**** Dataset entries

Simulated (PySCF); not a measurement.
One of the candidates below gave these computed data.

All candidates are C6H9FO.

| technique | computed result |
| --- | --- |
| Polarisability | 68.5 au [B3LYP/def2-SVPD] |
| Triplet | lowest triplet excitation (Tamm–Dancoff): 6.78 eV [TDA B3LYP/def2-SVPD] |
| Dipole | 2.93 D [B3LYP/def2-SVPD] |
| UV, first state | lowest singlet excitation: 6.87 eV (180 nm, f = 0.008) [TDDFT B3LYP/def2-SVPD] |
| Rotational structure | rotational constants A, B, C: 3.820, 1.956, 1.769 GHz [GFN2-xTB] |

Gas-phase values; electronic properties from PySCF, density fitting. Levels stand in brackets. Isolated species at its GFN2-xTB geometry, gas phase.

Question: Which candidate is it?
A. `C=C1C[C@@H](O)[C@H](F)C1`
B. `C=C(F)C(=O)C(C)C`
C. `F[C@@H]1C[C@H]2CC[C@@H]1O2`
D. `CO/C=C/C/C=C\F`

********

#### [Work task]
From the listing above, output exactly the run of lines that starts with the line containing "One of the candidates" and ends with the line containing "[TDDFT B3LYP/def2-SVPD] |".

#### [Written answer]
One of the candidates below gave these computed data.

All candidates are C6H9FO.

| technique | computed result |
| --- | --- |
| Polarisability | 68.5 au [B3LYP/def2-SVPD] |
| Triplet | lowest triplet excitation (Tamm–Dancoff): 6.78 eV [TDA B3LYP/def2-SVPD] |
| Dipole | 2.93 D [B3LYP/def2-SVPD] |
| UV, first state | lowest singlet excitation: 6.87 eV (180 nm, f = 0.008) [TDDFT B3LYP/def2-SVPD] |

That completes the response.